**WORK ORDER:**
Send back exactly the lines from the opening line of the records below through the one with "spin multiplicity 1.".

══ DATA UNDER STUDY ══

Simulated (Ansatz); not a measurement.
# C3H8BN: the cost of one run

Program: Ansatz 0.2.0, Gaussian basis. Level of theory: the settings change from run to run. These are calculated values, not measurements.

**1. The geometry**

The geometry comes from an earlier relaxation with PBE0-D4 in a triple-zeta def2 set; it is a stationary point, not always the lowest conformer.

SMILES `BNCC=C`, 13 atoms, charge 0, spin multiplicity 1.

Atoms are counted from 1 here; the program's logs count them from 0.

═══

**EXERCISE OUTPUT:**
Simulated (Ansatz); not a measurement.
# C3H8BN: the cost of one run

Program: Ansatz 0.2.0, Gaussian basis. Level of theory: the settings change from run to run. These are calculated values, not measurements.

**1. The geometry**

The geometry comes from an earlier relaxation with PBE0-D4 in a triple-zeta def2 set; it is a stationary point, not always the lowest conformer.

SMILES `BNCC=C`, 13 atoms, charge 0, spin multiplicity 1.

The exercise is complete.